WORK REQUEST:
Go through the entries below from the first line and output each one exactly, up to and including the line with "A k mesh can miss the band edges.".

DATASET EXTRACT:

[Start of Attachment]

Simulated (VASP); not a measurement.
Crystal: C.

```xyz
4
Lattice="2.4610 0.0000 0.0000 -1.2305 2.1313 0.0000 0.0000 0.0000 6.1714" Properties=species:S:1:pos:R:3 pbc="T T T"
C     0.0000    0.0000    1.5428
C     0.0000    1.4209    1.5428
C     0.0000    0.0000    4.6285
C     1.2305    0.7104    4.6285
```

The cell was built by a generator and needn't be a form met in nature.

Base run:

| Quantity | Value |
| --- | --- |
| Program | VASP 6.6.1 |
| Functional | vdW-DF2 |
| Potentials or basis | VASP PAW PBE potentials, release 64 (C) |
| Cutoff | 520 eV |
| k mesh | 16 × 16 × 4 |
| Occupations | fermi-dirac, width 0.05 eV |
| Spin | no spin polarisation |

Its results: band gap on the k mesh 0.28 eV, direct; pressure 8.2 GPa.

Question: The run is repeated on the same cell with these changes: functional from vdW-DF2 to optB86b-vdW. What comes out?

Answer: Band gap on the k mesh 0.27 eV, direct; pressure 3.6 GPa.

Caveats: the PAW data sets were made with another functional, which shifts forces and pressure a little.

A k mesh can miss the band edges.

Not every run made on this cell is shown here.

[End of Attachment]

EXPECTED ANSWER:
Simulated (VASP); not a measurement.
Crystal: C.

```xyz
4
Lattice="2.4610 0.0000 0.0000 -1.2305 2.1313 0.0000 0.0000 0.0000 6.1714" Properties=species:S:1:pos:R:3 pbc="T T T"
C     0.0000    0.0000    1.5428
C     0.0000    1.4209    1.5428
C     0.0000    0.0000    4.6285
C     1.2305    0.7104    4.6285
```

The cell was built by a generator and needn't be a form met in nature.

Base run:

| Quantity | Value |
| --- | --- |
| Program | VASP 6.6.1 |
| Functional | vdW-DF2 |
| Potentials or basis | VASP PAW PBE potentials, release 64 (C) |
| Cutoff | 520 eV |
| k mesh | 16 × 16 × 4 |
| Occupations | fermi-dirac, width 0.05 eV |
| Spin | no spin polarisation |

Its results: band gap on the k mesh 0.28 eV, direct; pressure 8.2 GPa.

Question: The run is repeated on the same cell with these changes: functional from vdW-DF2 to optB86b-vdW. What comes out?

Answer: Band gap on the k mesh 0.27 eV, direct; pressure 3.6 GPa.

Caveats: the PAW data sets were made with another functional, which shifts forces and pressure a little.

A k mesh can miss the band edges.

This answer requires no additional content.